═══ Records shown ═══

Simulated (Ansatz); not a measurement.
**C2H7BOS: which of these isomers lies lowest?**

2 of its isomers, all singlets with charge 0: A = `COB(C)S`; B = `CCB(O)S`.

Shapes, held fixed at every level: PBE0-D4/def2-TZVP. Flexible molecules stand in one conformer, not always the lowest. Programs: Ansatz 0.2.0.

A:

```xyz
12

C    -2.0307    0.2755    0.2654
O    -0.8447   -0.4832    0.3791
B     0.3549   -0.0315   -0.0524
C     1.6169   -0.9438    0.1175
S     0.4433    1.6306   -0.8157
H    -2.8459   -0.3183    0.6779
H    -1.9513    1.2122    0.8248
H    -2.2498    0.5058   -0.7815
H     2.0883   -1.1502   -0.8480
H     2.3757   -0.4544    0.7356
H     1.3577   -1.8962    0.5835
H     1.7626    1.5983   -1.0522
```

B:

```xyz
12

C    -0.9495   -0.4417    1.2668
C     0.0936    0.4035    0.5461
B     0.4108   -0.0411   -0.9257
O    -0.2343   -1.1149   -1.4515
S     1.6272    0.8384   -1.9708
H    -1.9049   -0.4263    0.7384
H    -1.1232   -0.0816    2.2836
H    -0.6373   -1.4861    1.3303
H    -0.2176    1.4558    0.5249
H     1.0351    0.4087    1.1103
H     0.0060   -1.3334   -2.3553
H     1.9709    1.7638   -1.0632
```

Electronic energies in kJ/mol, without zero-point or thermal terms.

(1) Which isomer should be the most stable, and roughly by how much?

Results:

═══

* Requirement
Copy the records above exactly, please, but only from the first line through the line containing "(1) Which isomer".

* Response box
Simulated (Ansatz); not a measurement.
**C2H7BOS: which of these isomers lies lowest?**

2 of its isomers, all singlets with charge 0: A = `COB(C)S`; B = `CCB(O)S`.

Shapes, held fixed at every level: PBE0-D4/def2-TZVP. Flexible molecules stand in one conformer, not always the lowest. Programs: Ansatz 0.2.0.

A:

```xyz
12

C    -2.0307    0.2755    0.2654
O    -0.8447   -0.4832    0.3791
B     0.3549   -0.0315   -0.0524
C     1.6169   -0.9438    0.1175
S     0.4433    1.6306   -0.8157
H    -2.8459   -0.3183    0.6779
H    -1.9513    1.2122    0.8248
H    -2.2498    0.5058   -0.7815
H     2.0883   -1.1502   -0.8480
H     2.3757   -0.4544    0.7356
H     1.3577   -1.8962    0.5835
H     1.7626    1.5983   -1.0522
```

B:

```xyz
12

C    -0.9495   -0.4417    1.2668
C     0.0936    0.4035    0.5461
B     0.4108   -0.0411   -0.9257
O    -0.2343   -1.1149   -1.4515
S     1.6272    0.8384   -1.9708
H    -1.9049   -0.4263    0.7384
H    -1.1232   -0.0816    2.2836
H    -0.6373   -1.4861    1.3303
H    -0.2176    1.4558    0.5249
H     1.0351    0.4087    1.1103
H     0.0060   -1.3334   -2.3553
H     1.9709    1.7638   -1.0632
```

Electronic energies in kJ/mol, without zero-point or thermal terms.

(1) Which isomer should be the most stable, and roughly by how much?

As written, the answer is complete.